**Data to examine**
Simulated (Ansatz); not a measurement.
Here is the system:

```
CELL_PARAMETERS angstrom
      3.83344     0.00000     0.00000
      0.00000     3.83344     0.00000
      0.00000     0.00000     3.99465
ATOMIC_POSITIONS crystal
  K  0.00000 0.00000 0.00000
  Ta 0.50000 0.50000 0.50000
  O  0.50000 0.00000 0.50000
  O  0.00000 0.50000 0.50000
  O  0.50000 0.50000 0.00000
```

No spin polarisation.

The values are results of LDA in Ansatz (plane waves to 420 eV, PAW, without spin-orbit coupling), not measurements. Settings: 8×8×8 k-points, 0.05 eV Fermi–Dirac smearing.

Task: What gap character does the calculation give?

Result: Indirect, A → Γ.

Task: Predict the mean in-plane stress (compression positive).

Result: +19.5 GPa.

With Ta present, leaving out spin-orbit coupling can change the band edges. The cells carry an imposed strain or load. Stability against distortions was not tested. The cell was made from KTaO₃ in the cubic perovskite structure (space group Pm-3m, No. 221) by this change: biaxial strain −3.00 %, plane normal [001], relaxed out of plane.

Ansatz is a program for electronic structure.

**Exercise**
An identical copy of the entries above is the expected result.

**Problem solution**
Simulated (Ansatz); not a measurement.
Here is the system:

```
CELL_PARAMETERS angstrom
      3.83344     0.00000     0.00000
      0.00000     3.83344     0.00000
      0.00000     0.00000     3.99465
ATOMIC_POSITIONS crystal
  K  0.00000 0.00000 0.00000
  Ta 0.50000 0.50000 0.50000
  O  0.50000 0.00000 0.50000
  O  0.00000 0.50000 0.50000
  O  0.50000 0.50000 0.00000
```

No spin polarisation.

The values are results of LDA in Ansatz (plane waves to 420 eV, PAW, without spin-orbit coupling), not measurements. Settings: 8×8×8 k-points, 0.05 eV Fermi–Dirac smearing.

Task: What gap character does the calculation give?

Result: Indirect, A → Γ.

Task: Predict the mean in-plane stress (compression positive).

Result: +19.5 GPa.

With Ta present, leaving out spin-orbit coupling can change the band edges. The cells carry an imposed strain or load. Stability against distortions was not tested. The cell was made from KTaO₃ in the cubic perovskite structure (space group Pm-3m, No. 221) by this change: biaxial strain −3.00 %, plane normal [001], relaxed out of plane.

Ansatz is a program for electronic structure.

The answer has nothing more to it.